### Given information
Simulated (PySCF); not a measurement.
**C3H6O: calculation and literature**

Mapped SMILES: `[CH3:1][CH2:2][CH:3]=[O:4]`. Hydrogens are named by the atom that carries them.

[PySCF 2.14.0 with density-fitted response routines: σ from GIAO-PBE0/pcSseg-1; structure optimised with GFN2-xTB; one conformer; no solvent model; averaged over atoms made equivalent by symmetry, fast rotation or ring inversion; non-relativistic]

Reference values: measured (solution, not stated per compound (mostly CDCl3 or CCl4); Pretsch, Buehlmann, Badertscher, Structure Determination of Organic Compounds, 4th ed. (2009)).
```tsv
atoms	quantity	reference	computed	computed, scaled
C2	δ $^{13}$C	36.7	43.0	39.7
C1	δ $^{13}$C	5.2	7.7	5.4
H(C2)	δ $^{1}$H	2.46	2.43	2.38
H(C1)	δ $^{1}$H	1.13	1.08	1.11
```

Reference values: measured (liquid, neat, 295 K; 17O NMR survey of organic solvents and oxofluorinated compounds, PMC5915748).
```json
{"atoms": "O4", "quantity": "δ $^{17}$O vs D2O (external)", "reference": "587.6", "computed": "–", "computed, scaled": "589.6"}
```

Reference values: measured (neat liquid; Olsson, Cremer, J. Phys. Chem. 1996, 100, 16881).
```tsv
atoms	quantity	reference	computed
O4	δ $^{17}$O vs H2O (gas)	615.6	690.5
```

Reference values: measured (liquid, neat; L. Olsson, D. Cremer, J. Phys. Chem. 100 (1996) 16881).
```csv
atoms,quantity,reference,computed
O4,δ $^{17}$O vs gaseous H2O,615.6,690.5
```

### Assignment
Please reproduce the lines from the line with "calculation and literature**" to the line with "that carries them.", both ends included, exactly as they appear above.

### Task answer
**C3H6O: calculation and literature**

Mapped SMILES: `[CH3:1][CH2:2][CH:3]=[O:4]`. Hydrogens are named by the atom that carries them.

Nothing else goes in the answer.